[Given information]

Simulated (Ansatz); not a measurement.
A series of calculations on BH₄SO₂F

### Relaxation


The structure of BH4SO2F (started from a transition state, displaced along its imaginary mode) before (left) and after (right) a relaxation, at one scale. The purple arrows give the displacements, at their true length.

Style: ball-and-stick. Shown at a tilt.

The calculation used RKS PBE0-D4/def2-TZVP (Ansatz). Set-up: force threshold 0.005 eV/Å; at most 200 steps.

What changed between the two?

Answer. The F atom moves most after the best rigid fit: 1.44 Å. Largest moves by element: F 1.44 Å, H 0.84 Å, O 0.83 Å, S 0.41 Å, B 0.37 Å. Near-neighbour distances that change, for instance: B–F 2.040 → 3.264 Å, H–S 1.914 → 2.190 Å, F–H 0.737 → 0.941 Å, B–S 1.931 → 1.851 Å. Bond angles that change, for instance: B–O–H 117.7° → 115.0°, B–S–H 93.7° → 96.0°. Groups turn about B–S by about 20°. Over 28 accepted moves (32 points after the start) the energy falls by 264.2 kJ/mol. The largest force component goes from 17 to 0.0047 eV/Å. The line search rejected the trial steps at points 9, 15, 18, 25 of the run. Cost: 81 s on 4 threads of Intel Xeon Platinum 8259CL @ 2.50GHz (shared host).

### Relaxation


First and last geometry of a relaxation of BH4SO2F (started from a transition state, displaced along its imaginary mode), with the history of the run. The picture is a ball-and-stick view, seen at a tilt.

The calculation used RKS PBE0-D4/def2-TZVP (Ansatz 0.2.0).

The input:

[/Given information]

Work item
Please print the lines from the start of the records up to and including the line with "The structure of", copying each one exactly and leaving out the rest.

Answer section
Simulated (Ansatz); not a measurement.
A series of calculations on BH₄SO₂F

### Relaxation


The structure of BH4SO2F (started from a transition state, displaced along its imaginary mode) before (left) and after (right) a relaxation, at one scale. The purple arrows give the displacements, at their true length.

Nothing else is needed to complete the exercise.